Data extract:
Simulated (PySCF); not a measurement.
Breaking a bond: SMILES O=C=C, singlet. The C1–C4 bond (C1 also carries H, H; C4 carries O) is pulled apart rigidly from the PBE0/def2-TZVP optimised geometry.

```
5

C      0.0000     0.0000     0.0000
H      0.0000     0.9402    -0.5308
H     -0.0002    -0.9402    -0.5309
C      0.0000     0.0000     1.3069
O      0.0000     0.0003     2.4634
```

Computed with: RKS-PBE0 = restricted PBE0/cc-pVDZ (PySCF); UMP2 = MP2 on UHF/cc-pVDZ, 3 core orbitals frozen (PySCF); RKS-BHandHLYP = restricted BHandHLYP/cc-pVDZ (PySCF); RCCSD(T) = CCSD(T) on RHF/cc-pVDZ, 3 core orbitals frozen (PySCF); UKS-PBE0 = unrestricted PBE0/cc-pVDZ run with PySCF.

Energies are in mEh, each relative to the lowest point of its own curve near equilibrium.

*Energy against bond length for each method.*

Action item: Return word for word the lines above from the line with "Computed with: RKS-PBE0" to the line with "Energies are in", including both and leaving out all others.

Exercise output:
Computed with: RKS-PBE0 = restricted PBE0/cc-pVDZ (PySCF); UMP2 = MP2 on UHF/cc-pVDZ, 3 core orbitals frozen (PySCF); RKS-BHandHLYP = restricted BHandHLYP/cc-pVDZ (PySCF); RCCSD(T) = CCSD(T) on RHF/cc-pVDZ, 3 core orbitals frozen (PySCF); UKS-PBE0 = unrestricted PBE0/cc-pVDZ run with PySCF.

Energies are in mEh, each relative to the lowest point of its own curve near equilibrium.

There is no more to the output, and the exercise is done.